▽

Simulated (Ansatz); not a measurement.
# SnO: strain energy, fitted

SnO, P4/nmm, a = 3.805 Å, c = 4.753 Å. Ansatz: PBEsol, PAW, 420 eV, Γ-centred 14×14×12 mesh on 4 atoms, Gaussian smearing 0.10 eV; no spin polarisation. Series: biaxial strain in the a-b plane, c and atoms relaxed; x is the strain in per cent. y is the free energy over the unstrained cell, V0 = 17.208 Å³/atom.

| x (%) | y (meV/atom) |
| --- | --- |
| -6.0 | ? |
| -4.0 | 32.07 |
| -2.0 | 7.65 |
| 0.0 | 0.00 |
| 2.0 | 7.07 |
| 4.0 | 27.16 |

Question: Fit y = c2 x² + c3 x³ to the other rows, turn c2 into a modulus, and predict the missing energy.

△

» Assignment:
Write the data above out again in full, exactly.

» Answer space:
Simulated (Ansatz); not a measurement.
# SnO: strain energy, fitted

SnO, P4/nmm, a = 3.805 Å, c = 4.753 Å. Ansatz: PBEsol, PAW, 420 eV, Γ-centred 14×14×12 mesh on 4 atoms, Gaussian smearing 0.10 eV; no spin polarisation. Series: biaxial strain in the a-b plane, c and atoms relaxed; x is the strain in per cent. y is the free energy over the unstrained cell, V0 = 17.208 Å³/atom.

| x (%) | y (meV/atom) |
| --- | --- |
| -6.0 | ? |
| -4.0 | 32.07 |
| -2.0 | 7.65 |
| 0.0 | 0.00 |
| 2.0 | 7.07 |
| 4.0 | 27.16 |

Question: Fit y = c2 x² + c3 x³ to the other rows, turn c2 into a modulus, and predict the missing energy.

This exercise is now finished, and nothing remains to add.